• [REQUIRED ACTION]:
Look at the entries below and restate word for word the lines from the first through the one that has "Computed with PySCF".

BEGIN

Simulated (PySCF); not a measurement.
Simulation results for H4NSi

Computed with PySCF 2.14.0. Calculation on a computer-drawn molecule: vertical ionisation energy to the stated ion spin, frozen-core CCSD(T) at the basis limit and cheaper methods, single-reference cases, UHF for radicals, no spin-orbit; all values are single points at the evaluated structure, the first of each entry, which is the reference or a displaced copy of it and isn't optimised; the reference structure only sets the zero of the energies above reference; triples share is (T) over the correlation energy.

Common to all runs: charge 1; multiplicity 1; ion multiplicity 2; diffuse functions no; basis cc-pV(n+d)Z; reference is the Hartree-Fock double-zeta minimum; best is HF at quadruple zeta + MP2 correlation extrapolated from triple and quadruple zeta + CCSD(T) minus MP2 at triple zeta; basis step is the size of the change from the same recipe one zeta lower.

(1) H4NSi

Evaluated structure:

END

• [ANSWER SPACE]:
Simulated (PySCF); not a measurement.
Simulation results for H4NSi

Computed with PySCF 2.14.0. Calculation on a computer-drawn molecule: vertical ionisation energy to the stated ion spin, frozen-core CCSD(T) at the basis limit and cheaper methods, single-reference cases, UHF for radicals, no spin-orbit; all values are single points at the evaluated structure, the first of each entry, which is the reference or a displaced copy of it and isn't optimised; the reference structure only sets the zero of the energies above reference; triples share is (T) over the correlation energy.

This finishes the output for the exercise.